═════ Record extracts

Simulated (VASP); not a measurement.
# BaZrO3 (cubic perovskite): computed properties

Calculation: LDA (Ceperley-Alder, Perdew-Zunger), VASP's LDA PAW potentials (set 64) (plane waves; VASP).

══════════

Could you reproduce every record exactly as written?

• **Written solution**:
Simulated (VASP); not a measurement.
# BaZrO3 (cubic perovskite): computed properties

Calculation: LDA (Ceperley-Alder, Perdew-Zunger), VASP's LDA PAW potentials (set 64) (plane waves; VASP).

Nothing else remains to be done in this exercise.